#### TASK ITEM:
Give back every entry, copied exactly.

(RAW DATA)

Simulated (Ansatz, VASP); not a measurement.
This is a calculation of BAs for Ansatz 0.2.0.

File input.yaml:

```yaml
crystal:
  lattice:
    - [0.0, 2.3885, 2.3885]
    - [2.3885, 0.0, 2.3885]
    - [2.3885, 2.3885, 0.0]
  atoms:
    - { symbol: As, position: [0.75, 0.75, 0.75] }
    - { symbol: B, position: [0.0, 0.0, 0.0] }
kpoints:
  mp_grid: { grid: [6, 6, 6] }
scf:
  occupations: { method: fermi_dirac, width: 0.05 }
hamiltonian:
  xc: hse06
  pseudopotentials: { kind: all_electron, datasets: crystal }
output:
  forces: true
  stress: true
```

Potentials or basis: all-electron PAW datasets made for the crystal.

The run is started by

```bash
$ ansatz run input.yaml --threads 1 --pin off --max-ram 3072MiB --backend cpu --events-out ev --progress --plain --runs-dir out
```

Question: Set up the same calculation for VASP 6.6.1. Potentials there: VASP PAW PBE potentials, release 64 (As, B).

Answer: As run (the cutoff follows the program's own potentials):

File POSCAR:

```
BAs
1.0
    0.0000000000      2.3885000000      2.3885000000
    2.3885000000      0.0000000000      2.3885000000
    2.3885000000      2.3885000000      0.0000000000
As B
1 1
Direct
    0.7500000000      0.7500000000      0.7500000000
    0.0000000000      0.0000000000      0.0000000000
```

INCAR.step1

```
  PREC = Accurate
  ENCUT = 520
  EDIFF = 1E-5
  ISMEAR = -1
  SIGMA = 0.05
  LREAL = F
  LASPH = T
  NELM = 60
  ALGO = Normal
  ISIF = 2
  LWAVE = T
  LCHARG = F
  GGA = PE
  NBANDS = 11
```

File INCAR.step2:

(End RAW DATA)

#### EXERCISE OUTPUT:
Simulated (Ansatz, VASP); not a measurement.
This is a calculation of BAs for Ansatz 0.2.0.

File input.yaml:

```yaml
crystal:
  lattice:
    - [0.0, 2.3885, 2.3885]
    - [2.3885, 0.0, 2.3885]
    - [2.3885, 2.3885, 0.0]
  atoms:
    - { symbol: As, position: [0.75, 0.75, 0.75] }
    - { symbol: B, position: [0.0, 0.0, 0.0] }
kpoints:
  mp_grid: { grid: [6, 6, 6] }
scf:
  occupations: { method: fermi_dirac, width: 0.05 }
hamiltonian:
  xc: hse06
  pseudopotentials: { kind: all_electron, datasets: crystal }
output:
  forces: true
  stress: true
```

Potentials or basis: all-electron PAW datasets made for the crystal.

The run is started by

```bash
$ ansatz run input.yaml --threads 1 --pin off --max-ram 3072MiB --backend cpu --events-out ev --progress --plain --runs-dir out
```

Question: Set up the same calculation for VASP 6.6.1. Potentials there: VASP PAW PBE potentials, release 64 (As, B).

Answer: As run (the cutoff follows the program's own potentials):

File POSCAR:

```
BAs
1.0
    0.0000000000      2.3885000000      2.3885000000
    2.3885000000      0.0000000000      2.3885000000
    2.3885000000      2.3885000000      0.0000000000
As B
1 1
Direct
    0.7500000000      0.7500000000      0.7500000000
    0.0000000000      0.0000000000      0.0000000000
```

INCAR.step1

```
  PREC = Accurate
  ENCUT = 520
  EDIFF = 1E-5
  ISMEAR = -1
  SIGMA = 0.05
  LREAL = F
  LASPH = T
  NELM = 60
  ALGO = Normal
  ISIF = 2
  LWAVE = T
  LCHARG = F
  GGA = PE
  NBANDS = 11
```

File INCAR.step2:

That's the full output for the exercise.